-*-

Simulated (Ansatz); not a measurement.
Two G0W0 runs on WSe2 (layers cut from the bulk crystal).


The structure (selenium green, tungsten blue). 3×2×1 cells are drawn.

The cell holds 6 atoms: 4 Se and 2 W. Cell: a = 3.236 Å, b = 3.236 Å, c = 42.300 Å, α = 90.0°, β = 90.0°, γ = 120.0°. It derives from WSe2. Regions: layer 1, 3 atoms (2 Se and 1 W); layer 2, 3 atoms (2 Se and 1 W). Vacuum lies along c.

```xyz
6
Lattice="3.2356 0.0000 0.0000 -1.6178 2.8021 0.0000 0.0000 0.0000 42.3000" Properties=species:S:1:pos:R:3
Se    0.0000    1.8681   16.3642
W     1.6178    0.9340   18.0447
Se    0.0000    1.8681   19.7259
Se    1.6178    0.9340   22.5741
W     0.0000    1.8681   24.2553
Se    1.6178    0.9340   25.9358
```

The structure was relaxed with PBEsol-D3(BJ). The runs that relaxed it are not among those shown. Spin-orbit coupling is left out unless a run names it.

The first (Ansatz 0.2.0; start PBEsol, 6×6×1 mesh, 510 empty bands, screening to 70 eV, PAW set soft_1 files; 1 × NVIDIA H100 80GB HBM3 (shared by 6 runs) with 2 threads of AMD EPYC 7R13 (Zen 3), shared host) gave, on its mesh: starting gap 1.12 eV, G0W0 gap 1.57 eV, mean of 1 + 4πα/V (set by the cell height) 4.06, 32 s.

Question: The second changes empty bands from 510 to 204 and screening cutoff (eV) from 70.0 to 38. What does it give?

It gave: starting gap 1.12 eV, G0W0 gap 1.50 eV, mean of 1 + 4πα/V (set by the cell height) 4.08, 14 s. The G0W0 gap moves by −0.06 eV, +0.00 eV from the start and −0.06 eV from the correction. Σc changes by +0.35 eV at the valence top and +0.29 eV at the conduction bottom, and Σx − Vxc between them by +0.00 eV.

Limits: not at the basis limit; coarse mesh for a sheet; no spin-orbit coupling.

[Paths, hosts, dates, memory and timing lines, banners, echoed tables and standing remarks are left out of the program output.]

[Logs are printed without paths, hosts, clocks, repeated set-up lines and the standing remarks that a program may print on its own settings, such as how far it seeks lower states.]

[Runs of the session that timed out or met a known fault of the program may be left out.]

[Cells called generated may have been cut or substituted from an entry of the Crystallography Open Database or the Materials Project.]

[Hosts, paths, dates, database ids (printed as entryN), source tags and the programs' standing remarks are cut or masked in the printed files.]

-*-

# REQUIRED ACTION
Would you please transcribe the lines above exactly, starting with the first line of the material and ending with the line that has "The structure was"?

# EXERCISE RESPONSE
Simulated (Ansatz); not a measurement.
Two G0W0 runs on WSe2 (layers cut from the bulk crystal).


The structure (selenium green, tungsten blue). 3×2×1 cells are drawn.

The cell holds 6 atoms: 4 Se and 2 W. Cell: a = 3.236 Å, b = 3.236 Å, c = 42.300 Å, α = 90.0°, β = 90.0°, γ = 120.0°. It derives from WSe2. Regions: layer 1, 3 atoms (2 Se and 1 W); layer 2, 3 atoms (2 Se and 1 W). Vacuum lies along c.

```xyz
6
Lattice="3.2356 0.0000 0.0000 -1.6178 2.8021 0.0000 0.0000 0.0000 42.3000" Properties=species:S:1:pos:R:3
Se    0.0000    1.8681   16.3642
W     1.6178    0.9340   18.0447
Se    0.0000    1.8681   19.7259
Se    1.6178    0.9340   22.5741
W     0.0000    1.8681   24.2553
Se    1.6178    0.9340   25.9358
```

The structure was relaxed with PBEsol-D3(BJ). The runs that relaxed it are not among those shown. Spin-orbit coupling is left out unless a run names it.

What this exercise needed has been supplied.